DATASET EXTRACT:
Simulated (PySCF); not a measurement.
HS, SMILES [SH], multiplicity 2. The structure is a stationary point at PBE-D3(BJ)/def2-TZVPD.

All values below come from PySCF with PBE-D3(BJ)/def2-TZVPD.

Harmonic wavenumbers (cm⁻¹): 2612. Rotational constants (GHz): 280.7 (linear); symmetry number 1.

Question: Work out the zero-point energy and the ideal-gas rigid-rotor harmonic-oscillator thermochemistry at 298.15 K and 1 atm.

ASSIGNMENT: Your response needs to restate the lines above exactly.

YOUR SOLUTION:
Simulated (PySCF); not a measurement.
HS, SMILES [SH], multiplicity 2. The structure is a stationary point at PBE-D3(BJ)/def2-TZVPD.

All values below come from PySCF with PBE-D3(BJ)/def2-TZVPD.

Harmonic wavenumbers (cm⁻¹): 2612. Rotational constants (GHz): 280.7 (linear); symmetry number 1.

Question: Work out the zero-point energy and the ideal-gas rigid-rotor harmonic-oscillator thermochemistry at 298.15 K and 1 atm.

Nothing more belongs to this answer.